_Assignment_
Your task is to write out exactly the lines of the listing below, from the first down to the line that holds "Answer: 0.8 kcal/mol".

_Data excerpts_
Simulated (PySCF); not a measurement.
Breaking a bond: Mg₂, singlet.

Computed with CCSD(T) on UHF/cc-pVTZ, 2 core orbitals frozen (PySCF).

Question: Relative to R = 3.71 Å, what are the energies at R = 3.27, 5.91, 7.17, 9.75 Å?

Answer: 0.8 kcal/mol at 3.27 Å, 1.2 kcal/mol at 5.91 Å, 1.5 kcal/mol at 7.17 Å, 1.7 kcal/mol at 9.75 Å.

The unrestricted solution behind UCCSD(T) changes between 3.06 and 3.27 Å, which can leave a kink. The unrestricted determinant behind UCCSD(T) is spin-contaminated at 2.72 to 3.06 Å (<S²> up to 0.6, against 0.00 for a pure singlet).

_Answer box_
Simulated (PySCF); not a measurement.
Breaking a bond: Mg₂, singlet.

Computed with CCSD(T) on UHF/cc-pVTZ, 2 core orbitals frozen (PySCF).

Question: Relative to R = 3.71 Å, what are the energies at R = 3.27, 5.91, 7.17, 9.75 Å?

Answer: 0.8 kcal/mol at 3.27 Å, 1.2 kcal/mol at 5.91 Å, 1.5 kcal/mol at 7.17 Å, 1.7 kcal/mol at 9.75 Å.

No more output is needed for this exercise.